Content starts

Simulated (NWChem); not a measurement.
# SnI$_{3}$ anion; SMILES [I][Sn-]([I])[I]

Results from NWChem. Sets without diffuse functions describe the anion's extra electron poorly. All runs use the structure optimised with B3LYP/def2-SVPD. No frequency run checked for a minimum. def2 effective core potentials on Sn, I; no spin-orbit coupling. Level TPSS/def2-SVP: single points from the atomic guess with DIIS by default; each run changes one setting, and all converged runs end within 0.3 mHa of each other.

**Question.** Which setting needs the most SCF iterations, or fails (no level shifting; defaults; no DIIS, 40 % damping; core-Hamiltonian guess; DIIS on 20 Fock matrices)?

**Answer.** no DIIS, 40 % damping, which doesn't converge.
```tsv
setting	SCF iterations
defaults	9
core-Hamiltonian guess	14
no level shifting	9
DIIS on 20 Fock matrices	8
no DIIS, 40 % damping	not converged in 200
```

Content ends

• _REQUIRED ACTION_
Every entry needs to be copied again exactly.

• _RESPONSE_
Simulated (NWChem); not a measurement.
# SnI$_{3}$ anion; SMILES [I][Sn-]([I])[I]

Results from NWChem. Sets without diffuse functions describe the anion's extra electron poorly. All runs use the structure optimised with B3LYP/def2-SVPD. No frequency run checked for a minimum. def2 effective core potentials on Sn, I; no spin-orbit coupling. Level TPSS/def2-SVP: single points from the atomic guess with DIIS by default; each run changes one setting, and all converged runs end within 0.3 mHa of each other.

**Question.** Which setting needs the most SCF iterations, or fails (no level shifting; defaults; no DIIS, 40 % damping; core-Hamiltonian guess; DIIS on 20 Fock matrices)?

**Answer.** no DIIS, 40 % damping, which doesn't converge.
```tsv
setting	SCF iterations
defaults	9
core-Hamiltonian guess	14
no level shifting	9
DIIS on 20 Fock matrices	8
no DIIS, 40 % damping	not converged in 200
```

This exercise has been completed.